**EXERCISE:** Give the data a second time, exactly and in full.

**EXTRACTED RECORDS:**
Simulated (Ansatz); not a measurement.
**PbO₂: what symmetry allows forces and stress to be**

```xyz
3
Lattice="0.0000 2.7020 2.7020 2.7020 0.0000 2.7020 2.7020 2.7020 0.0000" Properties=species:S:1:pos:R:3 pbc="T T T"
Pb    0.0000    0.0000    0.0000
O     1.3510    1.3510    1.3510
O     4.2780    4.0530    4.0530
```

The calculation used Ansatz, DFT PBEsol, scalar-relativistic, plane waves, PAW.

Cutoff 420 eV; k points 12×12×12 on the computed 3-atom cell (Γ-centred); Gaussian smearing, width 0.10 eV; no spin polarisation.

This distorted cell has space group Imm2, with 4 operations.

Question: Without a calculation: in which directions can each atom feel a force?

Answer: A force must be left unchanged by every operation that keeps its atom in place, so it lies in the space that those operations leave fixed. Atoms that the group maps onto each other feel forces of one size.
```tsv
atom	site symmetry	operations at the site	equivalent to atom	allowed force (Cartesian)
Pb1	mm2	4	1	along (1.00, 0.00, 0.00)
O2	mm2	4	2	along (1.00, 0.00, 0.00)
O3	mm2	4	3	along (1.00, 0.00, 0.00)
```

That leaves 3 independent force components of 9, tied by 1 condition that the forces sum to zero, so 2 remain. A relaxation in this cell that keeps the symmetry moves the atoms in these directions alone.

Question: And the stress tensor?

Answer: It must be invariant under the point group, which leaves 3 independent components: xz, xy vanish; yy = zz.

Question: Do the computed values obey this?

**WORKED SOLUTION:**
Simulated (Ansatz); not a measurement.
**PbO₂: what symmetry allows forces and stress to be**

```xyz
3
Lattice="0.0000 2.7020 2.7020 2.7020 0.0000 2.7020 2.7020 2.7020 0.0000" Properties=species:S:1:pos:R:3 pbc="T T T"
Pb    0.0000    0.0000    0.0000
O     1.3510    1.3510    1.3510
O     4.2780    4.0530    4.0530
```

The calculation used Ansatz, DFT PBEsol, scalar-relativistic, plane waves, PAW.

Cutoff 420 eV; k points 12×12×12 on the computed 3-atom cell (Γ-centred); Gaussian smearing, width 0.10 eV; no spin polarisation.

This distorted cell has space group Imm2, with 4 operations.

Question: Without a calculation: in which directions can each atom feel a force?

Answer: A force must be left unchanged by every operation that keeps its atom in place, so it lies in the space that those operations leave fixed. Atoms that the group maps onto each other feel forces of one size.
```tsv
atom	site symmetry	operations at the site	equivalent to atom	allowed force (Cartesian)
Pb1	mm2	4	1	along (1.00, 0.00, 0.00)
O2	mm2	4	2	along (1.00, 0.00, 0.00)
O3	mm2	4	3	along (1.00, 0.00, 0.00)
```

That leaves 3 independent force components of 9, tied by 1 condition that the forces sum to zero, so 2 remain. A relaxation in this cell that keeps the symmetry moves the atoms in these directions alone.

Question: And the stress tensor?

Answer: It must be invariant under the point group, which leaves 3 independent components: xz, xy vanish; yy = zz.

Question: Do the computed values obey this?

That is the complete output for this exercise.